Your answer should be the lines from the start of the records through the line with "Question: Estimate the wall time of this run.", copied word for word.

· · · ·

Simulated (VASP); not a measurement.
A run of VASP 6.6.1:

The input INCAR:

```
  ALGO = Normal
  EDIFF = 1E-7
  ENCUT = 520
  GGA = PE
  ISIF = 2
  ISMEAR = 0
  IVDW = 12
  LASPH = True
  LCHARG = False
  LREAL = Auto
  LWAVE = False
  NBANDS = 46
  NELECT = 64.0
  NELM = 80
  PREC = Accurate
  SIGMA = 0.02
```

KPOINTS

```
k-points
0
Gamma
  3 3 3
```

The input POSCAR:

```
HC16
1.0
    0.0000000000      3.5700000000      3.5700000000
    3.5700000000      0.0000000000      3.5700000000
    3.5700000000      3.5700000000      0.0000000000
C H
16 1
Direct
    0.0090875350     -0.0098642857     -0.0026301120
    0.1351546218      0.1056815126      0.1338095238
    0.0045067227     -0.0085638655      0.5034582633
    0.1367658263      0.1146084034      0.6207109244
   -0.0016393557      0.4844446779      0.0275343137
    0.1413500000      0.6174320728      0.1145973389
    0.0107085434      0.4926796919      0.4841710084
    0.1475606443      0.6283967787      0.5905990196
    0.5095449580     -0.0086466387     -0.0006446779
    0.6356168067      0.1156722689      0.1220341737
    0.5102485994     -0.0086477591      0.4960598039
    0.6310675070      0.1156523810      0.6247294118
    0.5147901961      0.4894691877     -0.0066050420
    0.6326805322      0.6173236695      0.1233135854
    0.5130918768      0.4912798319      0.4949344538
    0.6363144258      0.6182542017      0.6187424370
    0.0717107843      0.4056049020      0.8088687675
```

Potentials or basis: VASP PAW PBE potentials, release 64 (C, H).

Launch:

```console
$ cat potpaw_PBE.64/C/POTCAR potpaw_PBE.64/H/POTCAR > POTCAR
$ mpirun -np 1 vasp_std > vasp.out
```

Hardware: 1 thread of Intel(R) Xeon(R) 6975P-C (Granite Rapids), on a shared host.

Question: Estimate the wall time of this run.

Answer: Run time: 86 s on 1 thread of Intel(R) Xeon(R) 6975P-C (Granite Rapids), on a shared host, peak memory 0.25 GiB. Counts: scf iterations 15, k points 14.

· · · ·

• [TASK RESULT]:
Simulated (VASP); not a measurement.
A run of VASP 6.6.1:

The input INCAR:

```
  ALGO = Normal
  EDIFF = 1E-7
  ENCUT = 520
  GGA = PE
  ISIF = 2
  ISMEAR = 0
  IVDW = 12
  LASPH = True
  LCHARG = False
  LREAL = Auto
  LWAVE = False
  NBANDS = 46
  NELECT = 64.0
  NELM = 80
  PREC = Accurate
  SIGMA = 0.02
```

KPOINTS

```
k-points
0
Gamma
  3 3 3
```

The input POSCAR:

```
HC16
1.0
    0.0000000000      3.5700000000      3.5700000000
    3.5700000000      0.0000000000      3.5700000000
    3.5700000000      3.5700000000      0.0000000000
C H
16 1
Direct
    0.0090875350     -0.0098642857     -0.0026301120
    0.1351546218      0.1056815126      0.1338095238
    0.0045067227     -0.0085638655      0.5034582633
    0.1367658263      0.1146084034      0.6207109244
   -0.0016393557      0.4844446779      0.0275343137
    0.1413500000      0.6174320728      0.1145973389
    0.0107085434      0.4926796919      0.4841710084
    0.1475606443      0.6283967787      0.5905990196
    0.5095449580     -0.0086466387     -0.0006446779
    0.6356168067      0.1156722689      0.1220341737
    0.5102485994     -0.0086477591      0.4960598039
    0.6310675070      0.1156523810      0.6247294118
    0.5147901961      0.4894691877     -0.0066050420
    0.6326805322      0.6173236695      0.1233135854
    0.5130918768      0.4912798319      0.4949344538
    0.6363144258      0.6182542017      0.6187424370
    0.0717107843      0.4056049020      0.8088687675
```

Potentials or basis: VASP PAW PBE potentials, release 64 (C, H).

Launch:

```console
$ cat potpaw_PBE.64/C/POTCAR potpaw_PBE.64/H/POTCAR > POTCAR
$ mpirun -np 1 vasp_std > vasp.out
```

Hardware: 1 thread of Intel(R) Xeon(R) 6975P-C (Granite Rapids), on a shared host.

Question: Estimate the wall time of this run.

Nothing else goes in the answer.